INFORMATION SHOWN:
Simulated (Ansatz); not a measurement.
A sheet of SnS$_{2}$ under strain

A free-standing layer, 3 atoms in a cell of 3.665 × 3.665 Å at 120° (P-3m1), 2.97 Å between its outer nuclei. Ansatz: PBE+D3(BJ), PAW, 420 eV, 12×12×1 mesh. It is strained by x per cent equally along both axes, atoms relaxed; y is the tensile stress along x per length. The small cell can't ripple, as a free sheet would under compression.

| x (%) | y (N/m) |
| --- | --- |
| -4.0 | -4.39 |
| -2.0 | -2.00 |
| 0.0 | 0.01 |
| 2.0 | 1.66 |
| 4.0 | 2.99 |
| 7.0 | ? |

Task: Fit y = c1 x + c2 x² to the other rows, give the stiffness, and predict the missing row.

WORK ORDER:
Produce the entries above once more, identical in every detail.

TASK RESPONSE:
Simulated (Ansatz); not a measurement.
A sheet of SnS$_{2}$ under strain

A free-standing layer, 3 atoms in a cell of 3.665 × 3.665 Å at 120° (P-3m1), 2.97 Å between its outer nuclei. Ansatz: PBE+D3(BJ), PAW, 420 eV, 12×12×1 mesh. It is strained by x per cent equally along both axes, atoms relaxed; y is the tensile stress along x per length. The small cell can't ripple, as a free sheet would under compression.

| x (%) | y (N/m) |
| --- | --- |
| -4.0 | -4.39 |
| -2.0 | -2.00 |
| 0.0 | 0.01 |
| 2.0 | 1.66 |
| 4.0 | 2.99 |
| 7.0 | ? |

Task: Fit y = c1 x + c2 x² to the other rows, give the stiffness, and predict the missing row.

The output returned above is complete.